Records supplied ::
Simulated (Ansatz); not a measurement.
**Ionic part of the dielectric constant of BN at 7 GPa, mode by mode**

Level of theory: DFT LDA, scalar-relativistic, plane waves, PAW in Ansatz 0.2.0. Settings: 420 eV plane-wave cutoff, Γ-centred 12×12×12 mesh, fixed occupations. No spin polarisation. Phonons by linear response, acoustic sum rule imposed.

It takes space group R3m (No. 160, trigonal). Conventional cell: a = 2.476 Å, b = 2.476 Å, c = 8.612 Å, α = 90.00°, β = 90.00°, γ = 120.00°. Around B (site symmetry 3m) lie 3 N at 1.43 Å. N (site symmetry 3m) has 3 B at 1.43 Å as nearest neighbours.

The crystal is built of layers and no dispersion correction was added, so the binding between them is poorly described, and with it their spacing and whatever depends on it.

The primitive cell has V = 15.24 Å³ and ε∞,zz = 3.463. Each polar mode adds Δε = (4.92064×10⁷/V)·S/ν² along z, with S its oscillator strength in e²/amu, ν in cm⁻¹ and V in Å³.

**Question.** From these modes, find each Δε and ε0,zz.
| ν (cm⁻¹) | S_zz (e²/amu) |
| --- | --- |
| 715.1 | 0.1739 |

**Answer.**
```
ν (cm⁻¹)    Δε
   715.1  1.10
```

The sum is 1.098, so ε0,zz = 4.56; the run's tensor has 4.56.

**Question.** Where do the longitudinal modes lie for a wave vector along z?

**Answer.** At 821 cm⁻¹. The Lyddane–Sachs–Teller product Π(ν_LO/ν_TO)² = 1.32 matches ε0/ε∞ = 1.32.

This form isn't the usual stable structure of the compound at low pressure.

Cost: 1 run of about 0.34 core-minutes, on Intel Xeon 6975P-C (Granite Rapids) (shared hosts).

Work item :: Above are records; repeat only the lines starting at the line with "Level of theory: DFT" and ending at the line with "715.1 | 0.1739 |", exactly as they appear, both included.

Expected answer ::
Level of theory: DFT LDA, scalar-relativistic, plane waves, PAW in Ansatz 0.2.0. Settings: 420 eV plane-wave cutoff, Γ-centred 12×12×12 mesh, fixed occupations. No spin polarisation. Phonons by linear response, acoustic sum rule imposed.

It takes space group R3m (No. 160, trigonal). Conventional cell: a = 2.476 Å, b = 2.476 Å, c = 8.612 Å, α = 90.00°, β = 90.00°, γ = 120.00°. Around B (site symmetry 3m) lie 3 N at 1.43 Å. N (site symmetry 3m) has 3 B at 1.43 Å as nearest neighbours.

The crystal is built of layers and no dispersion correction was added, so the binding between them is poorly described, and with it their spacing and whatever depends on it.

The primitive cell has V = 15.24 Å³ and ε∞,zz = 3.463. Each polar mode adds Δε = (4.92064×10⁷/V)·S/ν² along z, with S its oscillator strength in e²/amu, ν in cm⁻¹ and V in Å³.

**Question.** From these modes, find each Δε and ε0,zz.
| ν (cm⁻¹) | S_zz (e²/amu) |
| --- | --- |
| 715.1 | 0.1739 |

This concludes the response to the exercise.